═════ Data to examine

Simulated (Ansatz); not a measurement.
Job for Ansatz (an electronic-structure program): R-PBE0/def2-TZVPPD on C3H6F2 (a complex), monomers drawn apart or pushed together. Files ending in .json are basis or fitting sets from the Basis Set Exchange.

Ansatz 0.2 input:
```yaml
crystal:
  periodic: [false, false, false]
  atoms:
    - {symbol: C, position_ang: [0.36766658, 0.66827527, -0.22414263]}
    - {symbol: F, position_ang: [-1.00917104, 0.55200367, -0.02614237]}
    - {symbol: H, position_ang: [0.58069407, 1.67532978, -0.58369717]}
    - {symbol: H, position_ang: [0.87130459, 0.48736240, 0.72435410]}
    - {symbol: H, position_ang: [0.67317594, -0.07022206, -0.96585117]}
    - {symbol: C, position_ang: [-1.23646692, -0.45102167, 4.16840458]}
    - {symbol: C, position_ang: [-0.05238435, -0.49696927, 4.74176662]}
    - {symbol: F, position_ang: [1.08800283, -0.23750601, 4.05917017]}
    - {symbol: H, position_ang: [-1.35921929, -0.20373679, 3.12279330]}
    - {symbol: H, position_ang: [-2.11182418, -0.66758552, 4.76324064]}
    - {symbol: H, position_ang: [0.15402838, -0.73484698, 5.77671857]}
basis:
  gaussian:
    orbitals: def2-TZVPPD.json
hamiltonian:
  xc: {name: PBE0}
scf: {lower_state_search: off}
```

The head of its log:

══════════

Work task - Please give an exact copy of every entry.

Response box -
Simulated (Ansatz); not a measurement.
Job for Ansatz (an electronic-structure program): R-PBE0/def2-TZVPPD on C3H6F2 (a complex), monomers drawn apart or pushed together. Files ending in .json are basis or fitting sets from the Basis Set Exchange.

Ansatz 0.2 input:
```yaml
crystal:
  periodic: [false, false, false]
  atoms:
    - {symbol: C, position_ang: [0.36766658, 0.66827527, -0.22414263]}
    - {symbol: F, position_ang: [-1.00917104, 0.55200367, -0.02614237]}
    - {symbol: H, position_ang: [0.58069407, 1.67532978, -0.58369717]}
    - {symbol: H, position_ang: [0.87130459, 0.48736240, 0.72435410]}
    - {symbol: H, position_ang: [0.67317594, -0.07022206, -0.96585117]}
    - {symbol: C, position_ang: [-1.23646692, -0.45102167, 4.16840458]}
    - {symbol: C, position_ang: [-0.05238435, -0.49696927, 4.74176662]}
    - {symbol: F, position_ang: [1.08800283, -0.23750601, 4.05917017]}
    - {symbol: H, position_ang: [-1.35921929, -0.20373679, 3.12279330]}
    - {symbol: H, position_ang: [-2.11182418, -0.66758552, 4.76324064]}
    - {symbol: H, position_ang: [0.15402838, -0.73484698, 5.77671857]}
basis:
  gaussian:
    orbitals: def2-TZVPPD.json
hamiltonian:
  xc: {name: PBE0}
scf: {lower_state_search: off}
```

The head of its log:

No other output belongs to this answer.